---- The data
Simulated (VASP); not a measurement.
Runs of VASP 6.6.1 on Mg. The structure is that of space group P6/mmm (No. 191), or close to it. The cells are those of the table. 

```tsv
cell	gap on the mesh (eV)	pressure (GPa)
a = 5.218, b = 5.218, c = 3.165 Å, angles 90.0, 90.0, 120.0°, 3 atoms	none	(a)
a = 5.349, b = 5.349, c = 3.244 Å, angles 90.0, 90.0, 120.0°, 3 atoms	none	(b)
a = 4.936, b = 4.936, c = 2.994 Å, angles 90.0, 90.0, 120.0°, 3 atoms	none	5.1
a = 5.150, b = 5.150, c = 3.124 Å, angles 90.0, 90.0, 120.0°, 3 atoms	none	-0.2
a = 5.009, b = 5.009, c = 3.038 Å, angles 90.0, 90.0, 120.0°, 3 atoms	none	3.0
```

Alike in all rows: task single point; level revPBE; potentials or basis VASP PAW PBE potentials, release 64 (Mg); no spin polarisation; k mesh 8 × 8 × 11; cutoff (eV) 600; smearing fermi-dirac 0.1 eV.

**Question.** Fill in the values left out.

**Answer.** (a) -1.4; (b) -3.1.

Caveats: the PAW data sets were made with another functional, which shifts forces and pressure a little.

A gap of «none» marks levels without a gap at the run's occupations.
--------

§ Activity:
Retype every line of the listing, word for word, from its opening line to the line that holds "Caveats: the PAW", and include that last line too.

§ Response box:
Simulated (VASP); not a measurement.
Runs of VASP 6.6.1 on Mg. The structure is that of space group P6/mmm (No. 191), or close to it. The cells are those of the table. 

```tsv
cell	gap on the mesh (eV)	pressure (GPa)
a = 5.218, b = 5.218, c = 3.165 Å, angles 90.0, 90.0, 120.0°, 3 atoms	none	(a)
a = 5.349, b = 5.349, c = 3.244 Å, angles 90.0, 90.0, 120.0°, 3 atoms	none	(b)
a = 4.936, b = 4.936, c = 2.994 Å, angles 90.0, 90.0, 120.0°, 3 atoms	none	5.1
a = 5.150, b = 5.150, c = 3.124 Å, angles 90.0, 90.0, 120.0°, 3 atoms	none	-0.2
a = 5.009, b = 5.009, c = 3.038 Å, angles 90.0, 90.0, 120.0°, 3 atoms	none	3.0
```

Alike in all rows: task single point; level revPBE; potentials or basis VASP PAW PBE potentials, release 64 (Mg); no spin polarisation; k mesh 8 × 8 × 11; cutoff (eV) 600; smearing fermi-dirac 0.1 eV.

**Question.** Fill in the values left out.

**Answer.** (a) -1.4; (b) -3.1.

Caveats: the PAW data sets were made with another functional, which shifts forces and pressure a little.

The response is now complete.